• Task item
Print, exactly as they appear in the listing below, the lines from the line with "VASP | Ansatz |" to the line with "VASP's potentials were", with both end lines kept.

• Source data
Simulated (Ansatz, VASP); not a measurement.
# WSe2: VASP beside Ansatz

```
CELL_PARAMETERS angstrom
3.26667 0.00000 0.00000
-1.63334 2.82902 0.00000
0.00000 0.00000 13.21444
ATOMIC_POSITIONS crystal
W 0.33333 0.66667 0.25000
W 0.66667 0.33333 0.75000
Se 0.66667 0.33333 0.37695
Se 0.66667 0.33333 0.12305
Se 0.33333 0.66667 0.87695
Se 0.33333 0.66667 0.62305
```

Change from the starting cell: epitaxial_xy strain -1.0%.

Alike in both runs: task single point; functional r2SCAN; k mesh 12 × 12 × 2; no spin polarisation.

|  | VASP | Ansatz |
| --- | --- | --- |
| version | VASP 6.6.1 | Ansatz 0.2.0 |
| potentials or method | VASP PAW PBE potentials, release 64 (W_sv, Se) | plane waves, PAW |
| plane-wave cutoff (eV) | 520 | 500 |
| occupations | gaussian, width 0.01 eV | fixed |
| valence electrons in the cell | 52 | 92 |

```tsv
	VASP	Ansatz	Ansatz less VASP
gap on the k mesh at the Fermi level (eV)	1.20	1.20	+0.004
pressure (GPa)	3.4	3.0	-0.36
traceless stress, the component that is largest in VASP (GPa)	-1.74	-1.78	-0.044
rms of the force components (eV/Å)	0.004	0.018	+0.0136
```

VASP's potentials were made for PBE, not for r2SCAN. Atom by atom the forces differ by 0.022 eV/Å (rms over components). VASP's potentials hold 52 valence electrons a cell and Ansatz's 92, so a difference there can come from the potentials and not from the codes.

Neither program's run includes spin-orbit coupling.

• Result
|  | VASP | Ansatz |
| --- | --- | --- |
| version | VASP 6.6.1 | Ansatz 0.2.0 |
| potentials or method | VASP PAW PBE potentials, release 64 (W_sv, Se) | plane waves, PAW |
| plane-wave cutoff (eV) | 520 | 500 |
| occupations | gaussian, width 0.01 eV | fixed |
| valence electrons in the cell | 52 | 92 |

```tsv
	VASP	Ansatz	Ansatz less VASP
gap on the k mesh at the Fermi level (eV)	1.20	1.20	+0.004
pressure (GPa)	3.4	3.0	-0.36
traceless stress, the component that is largest in VASP (GPa)	-1.74	-1.78	-0.044
rms of the force components (eV/Å)	0.004	0.018	+0.0136
```

VASP's potentials were made for PBE, not for r2SCAN. Atom by atom the forces differ by 0.022 eV/Å (rms over components). VASP's potentials hold 52 valence electrons a cell and Ansatz's 92, so a difference there can come from the potentials and not from the codes.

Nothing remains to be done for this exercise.